### WORK ITEM
This exercise calls for every record to be set down again, exactly and in full.

### INFORMATION PROVIDED
*** Begin section ***

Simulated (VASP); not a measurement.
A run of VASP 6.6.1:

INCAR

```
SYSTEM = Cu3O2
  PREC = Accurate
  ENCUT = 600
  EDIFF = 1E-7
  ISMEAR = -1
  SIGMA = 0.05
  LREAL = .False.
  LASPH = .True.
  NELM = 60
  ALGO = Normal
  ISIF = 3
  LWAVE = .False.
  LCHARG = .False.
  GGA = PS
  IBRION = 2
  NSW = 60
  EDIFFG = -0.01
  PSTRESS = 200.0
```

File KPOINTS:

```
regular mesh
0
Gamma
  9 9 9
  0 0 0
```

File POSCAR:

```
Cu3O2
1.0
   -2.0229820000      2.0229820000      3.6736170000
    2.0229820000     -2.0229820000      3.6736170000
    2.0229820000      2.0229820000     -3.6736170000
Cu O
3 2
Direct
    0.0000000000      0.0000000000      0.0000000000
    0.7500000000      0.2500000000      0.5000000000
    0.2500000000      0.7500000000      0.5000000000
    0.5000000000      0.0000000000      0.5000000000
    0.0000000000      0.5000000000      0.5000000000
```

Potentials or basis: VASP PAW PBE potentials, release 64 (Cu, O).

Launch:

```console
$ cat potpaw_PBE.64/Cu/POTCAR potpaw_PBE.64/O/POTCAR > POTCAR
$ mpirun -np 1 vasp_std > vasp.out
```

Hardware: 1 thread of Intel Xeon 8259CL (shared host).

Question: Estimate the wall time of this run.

*** End section ***

### TASK RESULT
Simulated (VASP); not a measurement.
A run of VASP 6.6.1:

INCAR

```
SYSTEM = Cu3O2
  PREC = Accurate
  ENCUT = 600
  EDIFF = 1E-7
  ISMEAR = -1
  SIGMA = 0.05
  LREAL = .False.
  LASPH = .True.
  NELM = 60
  ALGO = Normal
  ISIF = 3
  LWAVE = .False.
  LCHARG = .False.
  GGA = PS
  IBRION = 2
  NSW = 60
  EDIFFG = -0.01
  PSTRESS = 200.0
```

File KPOINTS:

```
regular mesh
0
Gamma
  9 9 9
  0 0 0
```

File POSCAR:

```
Cu3O2
1.0
   -2.0229820000      2.0229820000      3.6736170000
    2.0229820000     -2.0229820000      3.6736170000
    2.0229820000      2.0229820000     -3.6736170000
Cu O
3 2
Direct
    0.0000000000      0.0000000000      0.0000000000
    0.7500000000      0.2500000000      0.5000000000
    0.2500000000      0.7500000000      0.5000000000
    0.5000000000      0.0000000000      0.5000000000
    0.0000000000      0.5000000000      0.5000000000
```

Potentials or basis: VASP PAW PBE potentials, release 64 (Cu, O).

Launch:

```console
$ cat potpaw_PBE.64/Cu/POTCAR potpaw_PBE.64/O/POTCAR > POTCAR
$ mpirun -np 1 vasp_std > vasp.out
```

Hardware: 1 thread of Intel Xeon 8259CL (shared host).

Question: Estimate the wall time of this run.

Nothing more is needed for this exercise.